**Action item:**
Retype everything in the listing, leaving each line exactly as it is.

━━━━━━━━━━━━━━━━━━━━

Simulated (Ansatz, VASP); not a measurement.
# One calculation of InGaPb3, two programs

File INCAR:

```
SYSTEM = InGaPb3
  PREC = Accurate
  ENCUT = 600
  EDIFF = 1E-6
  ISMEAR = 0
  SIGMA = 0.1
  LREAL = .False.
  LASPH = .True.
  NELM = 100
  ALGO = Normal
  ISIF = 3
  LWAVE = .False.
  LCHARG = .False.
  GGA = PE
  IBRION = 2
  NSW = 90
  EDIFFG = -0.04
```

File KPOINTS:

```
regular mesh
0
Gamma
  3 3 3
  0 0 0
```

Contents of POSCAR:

━━━━━━━━━━━━━━━━━━━━

**Problem solution:**
Simulated (Ansatz, VASP); not a measurement.
# One calculation of InGaPb3, two programs

File INCAR:

```
SYSTEM = InGaPb3
  PREC = Accurate
  ENCUT = 600
  EDIFF = 1E-6
  ISMEAR = 0
  SIGMA = 0.1
  LREAL = .False.
  LASPH = .True.
  NELM = 100
  ALGO = Normal
  ISIF = 3
  LWAVE = .False.
  LCHARG = .False.
  GGA = PE
  IBRION = 2
  NSW = 90
  EDIFFG = -0.04
```

File KPOINTS:

```
regular mesh
0
Gamma
  3 3 3
  0 0 0
```

Contents of POSCAR:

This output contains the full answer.